◆ RAW DATA ◆
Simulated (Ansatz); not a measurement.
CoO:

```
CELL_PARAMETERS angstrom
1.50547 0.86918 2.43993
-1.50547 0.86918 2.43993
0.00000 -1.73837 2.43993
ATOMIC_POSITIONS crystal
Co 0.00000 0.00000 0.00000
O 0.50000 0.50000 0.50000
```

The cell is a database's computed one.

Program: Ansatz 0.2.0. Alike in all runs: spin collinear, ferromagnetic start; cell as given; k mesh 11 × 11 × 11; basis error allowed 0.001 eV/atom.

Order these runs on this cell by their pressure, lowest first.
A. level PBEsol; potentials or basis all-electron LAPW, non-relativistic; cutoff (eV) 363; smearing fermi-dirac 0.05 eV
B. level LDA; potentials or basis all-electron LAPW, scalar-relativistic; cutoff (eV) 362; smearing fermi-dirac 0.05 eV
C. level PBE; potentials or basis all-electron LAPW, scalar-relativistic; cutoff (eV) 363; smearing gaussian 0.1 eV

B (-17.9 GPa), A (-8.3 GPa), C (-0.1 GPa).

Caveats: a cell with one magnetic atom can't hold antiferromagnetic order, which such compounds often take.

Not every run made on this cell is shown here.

◆ WORK INSTRUCTION ◆
From the records above, transcribe exactly the run of lines that opens with the line holding "B. level LDA;" and closes with the line holding "B (-17.9 GPa), A (-8.3 GPa), C (-0.1 GPa).", both included.

◆ WRITTEN REPLY ◆
B. level LDA; potentials or basis all-electron LAPW, scalar-relativistic; cutoff (eV) 362; smearing fermi-dirac 0.05 eV
C. level PBE; potentials or basis all-electron LAPW, scalar-relativistic; cutoff (eV) 363; smearing gaussian 0.1 eV

B (-17.9 GPa), A (-8.3 GPa), C (-0.1 GPa).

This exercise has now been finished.